------

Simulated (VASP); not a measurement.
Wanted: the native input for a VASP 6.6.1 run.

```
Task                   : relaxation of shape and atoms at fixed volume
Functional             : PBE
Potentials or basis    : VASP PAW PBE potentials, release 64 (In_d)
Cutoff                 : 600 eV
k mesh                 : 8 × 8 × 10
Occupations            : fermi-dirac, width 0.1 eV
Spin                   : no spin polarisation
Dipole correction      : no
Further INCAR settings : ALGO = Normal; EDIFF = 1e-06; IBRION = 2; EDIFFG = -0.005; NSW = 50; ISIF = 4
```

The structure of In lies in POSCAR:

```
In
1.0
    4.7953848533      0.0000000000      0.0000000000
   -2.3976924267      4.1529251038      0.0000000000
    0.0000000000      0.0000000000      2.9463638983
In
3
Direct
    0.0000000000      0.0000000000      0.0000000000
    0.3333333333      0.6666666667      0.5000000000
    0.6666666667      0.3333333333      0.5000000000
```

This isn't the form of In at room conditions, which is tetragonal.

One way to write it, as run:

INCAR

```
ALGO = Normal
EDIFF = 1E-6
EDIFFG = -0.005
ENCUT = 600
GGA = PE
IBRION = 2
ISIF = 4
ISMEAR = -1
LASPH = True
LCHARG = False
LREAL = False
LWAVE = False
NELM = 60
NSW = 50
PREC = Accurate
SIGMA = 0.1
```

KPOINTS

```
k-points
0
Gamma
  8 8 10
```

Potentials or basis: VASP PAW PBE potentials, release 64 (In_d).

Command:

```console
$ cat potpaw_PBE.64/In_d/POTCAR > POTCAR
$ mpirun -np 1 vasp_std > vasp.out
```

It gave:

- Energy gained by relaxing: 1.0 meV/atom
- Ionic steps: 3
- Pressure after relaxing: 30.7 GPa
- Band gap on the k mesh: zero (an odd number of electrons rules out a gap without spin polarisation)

------

» **Work task**: Everything from the line containing "One way to write" through the line containing "- Pressure after relaxing: 30.7 GPa" in the material above should be retyped exactly, both ends included, and nothing more.

» **Response box**:
One way to write it, as run:

INCAR

```
ALGO = Normal
EDIFF = 1E-6
EDIFFG = -0.005
ENCUT = 600
GGA = PE
IBRION = 2
ISIF = 4
ISMEAR = -1
LASPH = True
LCHARG = False
LREAL = False
LWAVE = False
NELM = 60
NSW = 50
PREC = Accurate
SIGMA = 0.1
```

KPOINTS

```
k-points
0
Gamma
  8 8 10
```

Potentials or basis: VASP PAW PBE potentials, release 64 (In_d).

Command:

```console
$ cat potpaw_PBE.64/In_d/POTCAR > POTCAR
$ mpirun -np 1 vasp_std > vasp.out
```

It gave:

- Energy gained by relaxing: 1.0 meV/atom
- Ionic steps: 3
- Pressure after relaxing: 30.7 GPa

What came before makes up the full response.